> **Brief**: All entries below are to be duplicated verbatim.

> **Record extracts**:
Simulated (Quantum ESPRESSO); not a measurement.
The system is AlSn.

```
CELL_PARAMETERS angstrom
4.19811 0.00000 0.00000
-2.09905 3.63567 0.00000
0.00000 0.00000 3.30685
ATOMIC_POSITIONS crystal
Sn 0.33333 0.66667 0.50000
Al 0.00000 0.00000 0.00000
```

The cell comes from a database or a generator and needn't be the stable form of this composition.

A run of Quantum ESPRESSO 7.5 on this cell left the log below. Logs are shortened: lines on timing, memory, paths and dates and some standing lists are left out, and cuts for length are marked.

> **Task result**:
Simulated (Quantum ESPRESSO); not a measurement.
The system is AlSn.

```
CELL_PARAMETERS angstrom
4.19811 0.00000 0.00000
-2.09905 3.63567 0.00000
0.00000 0.00000 3.30685
ATOMIC_POSITIONS crystal
Sn 0.33333 0.66667 0.50000
Al 0.00000 0.00000 0.00000
```

The cell comes from a database or a generator and needn't be the stable form of this composition.

A run of Quantum ESPRESSO 7.5 on this cell left the log below. Logs are shortened: lines on timing, memory, paths and dates and some standing lists are left out, and cuts for length are marked.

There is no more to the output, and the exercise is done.